Dataset extract
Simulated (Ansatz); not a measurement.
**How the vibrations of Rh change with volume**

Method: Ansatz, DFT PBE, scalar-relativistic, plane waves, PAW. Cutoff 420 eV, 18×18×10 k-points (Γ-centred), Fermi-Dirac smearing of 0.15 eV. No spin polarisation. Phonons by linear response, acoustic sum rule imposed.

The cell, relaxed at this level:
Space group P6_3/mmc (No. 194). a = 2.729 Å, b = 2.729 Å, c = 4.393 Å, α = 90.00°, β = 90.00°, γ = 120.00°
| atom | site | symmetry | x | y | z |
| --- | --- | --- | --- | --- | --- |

Requirement
Quote the listing in full, please, keeping every line exact.

Response box
Simulated (Ansatz); not a measurement.
**How the vibrations of Rh change with volume**

Method: Ansatz, DFT PBE, scalar-relativistic, plane waves, PAW. Cutoff 420 eV, 18×18×10 k-points (Γ-centred), Fermi-Dirac smearing of 0.15 eV. No spin polarisation. Phonons by linear response, acoustic sum rule imposed.

The cell, relaxed at this level:
Space group P6_3/mmc (No. 194). a = 2.729 Å, b = 2.729 Å, c = 4.393 Å, α = 90.00°, β = 90.00°, γ = 120.00°
| atom | site | symmetry | x | y | z |
| --- | --- | --- | --- | --- | --- |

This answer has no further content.